*** Opening Data to examine ***

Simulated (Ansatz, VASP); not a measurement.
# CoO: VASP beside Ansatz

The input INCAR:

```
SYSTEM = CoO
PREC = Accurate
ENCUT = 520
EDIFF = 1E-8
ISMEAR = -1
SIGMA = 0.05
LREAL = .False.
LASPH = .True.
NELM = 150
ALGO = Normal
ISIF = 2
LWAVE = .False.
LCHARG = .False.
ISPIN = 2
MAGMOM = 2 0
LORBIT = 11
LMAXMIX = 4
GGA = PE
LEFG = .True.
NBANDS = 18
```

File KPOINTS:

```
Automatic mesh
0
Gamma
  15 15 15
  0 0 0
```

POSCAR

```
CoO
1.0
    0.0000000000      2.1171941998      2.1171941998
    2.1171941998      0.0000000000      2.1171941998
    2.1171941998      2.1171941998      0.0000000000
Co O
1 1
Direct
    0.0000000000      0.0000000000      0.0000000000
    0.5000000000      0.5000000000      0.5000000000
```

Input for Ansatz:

*** Closing Data to examine ***

Work instruction:
Take the entries above and copy them out exactly.

Answer section:
Simulated (Ansatz, VASP); not a measurement.
# CoO: VASP beside Ansatz

The input INCAR:

```
SYSTEM = CoO
PREC = Accurate
ENCUT = 520
EDIFF = 1E-8
ISMEAR = -1
SIGMA = 0.05
LREAL = .False.
LASPH = .True.
NELM = 150
ALGO = Normal
ISIF = 2
LWAVE = .False.
LCHARG = .False.
ISPIN = 2
MAGMOM = 2 0
LORBIT = 11
LMAXMIX = 4
GGA = PE
LEFG = .True.
NBANDS = 18
```

File KPOINTS:

```
Automatic mesh
0
Gamma
  15 15 15
  0 0 0
```

POSCAR

```
CoO
1.0
    0.0000000000      2.1171941998      2.1171941998
    2.1171941998      0.0000000000      2.1171941998
    2.1171941998      2.1171941998      0.0000000000
Co O
1 1
Direct
    0.0000000000      0.0000000000      0.0000000000
    0.5000000000      0.5000000000      0.5000000000
```

Input for Ansatz:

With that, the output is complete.